Records provided:
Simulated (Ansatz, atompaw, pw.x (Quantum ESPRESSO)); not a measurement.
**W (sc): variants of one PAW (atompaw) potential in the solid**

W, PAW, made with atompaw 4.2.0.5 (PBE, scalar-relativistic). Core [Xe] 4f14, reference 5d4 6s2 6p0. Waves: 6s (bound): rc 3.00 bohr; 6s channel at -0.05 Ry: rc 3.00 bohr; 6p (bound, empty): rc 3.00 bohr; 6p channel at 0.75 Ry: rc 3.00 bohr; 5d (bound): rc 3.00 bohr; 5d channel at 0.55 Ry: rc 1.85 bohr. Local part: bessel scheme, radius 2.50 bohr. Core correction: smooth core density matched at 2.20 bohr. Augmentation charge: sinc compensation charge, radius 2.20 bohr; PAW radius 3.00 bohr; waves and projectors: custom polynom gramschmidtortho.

Required action:
Write out exactly, please, the lines beginning at the start of the material and ending with the line that holds "in the solid**", both included.

Solution:
Simulated (Ansatz, atompaw, pw.x (Quantum ESPRESSO)); not a measurement.
**W (sc): variants of one PAW (atompaw) potential in the solid**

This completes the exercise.